= Beginning of Section =
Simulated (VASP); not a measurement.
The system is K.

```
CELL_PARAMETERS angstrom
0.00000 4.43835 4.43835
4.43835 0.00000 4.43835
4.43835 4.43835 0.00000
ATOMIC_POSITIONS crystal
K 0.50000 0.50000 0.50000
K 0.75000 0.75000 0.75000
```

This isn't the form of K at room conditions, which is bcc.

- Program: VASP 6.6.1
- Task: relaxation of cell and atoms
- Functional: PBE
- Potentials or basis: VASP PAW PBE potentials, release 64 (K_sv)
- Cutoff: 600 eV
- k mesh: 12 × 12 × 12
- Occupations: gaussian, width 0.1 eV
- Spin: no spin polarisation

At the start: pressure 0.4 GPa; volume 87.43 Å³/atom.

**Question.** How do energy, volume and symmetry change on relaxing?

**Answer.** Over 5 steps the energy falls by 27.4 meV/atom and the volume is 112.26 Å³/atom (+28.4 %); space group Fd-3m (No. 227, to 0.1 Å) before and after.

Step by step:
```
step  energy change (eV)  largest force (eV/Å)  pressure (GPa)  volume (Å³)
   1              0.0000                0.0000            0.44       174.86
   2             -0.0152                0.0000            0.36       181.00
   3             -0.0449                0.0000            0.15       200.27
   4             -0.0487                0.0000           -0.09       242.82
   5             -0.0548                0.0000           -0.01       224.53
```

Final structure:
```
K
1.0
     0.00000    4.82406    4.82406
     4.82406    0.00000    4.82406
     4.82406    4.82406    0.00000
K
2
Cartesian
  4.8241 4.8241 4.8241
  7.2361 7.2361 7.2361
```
= End of Section =

*Task item:*
Word for word, repeat the data from its first line through the line with "This isn't the", including both of those lines and no others.

*Written response:*
Simulated (VASP); not a measurement.
The system is K.

```
CELL_PARAMETERS angstrom
0.00000 4.43835 4.43835
4.43835 0.00000 4.43835
4.43835 4.43835 0.00000
ATOMIC_POSITIONS crystal
K 0.50000 0.50000 0.50000
K 0.75000 0.75000 0.75000
```

This isn't the form of K at room conditions, which is bcc.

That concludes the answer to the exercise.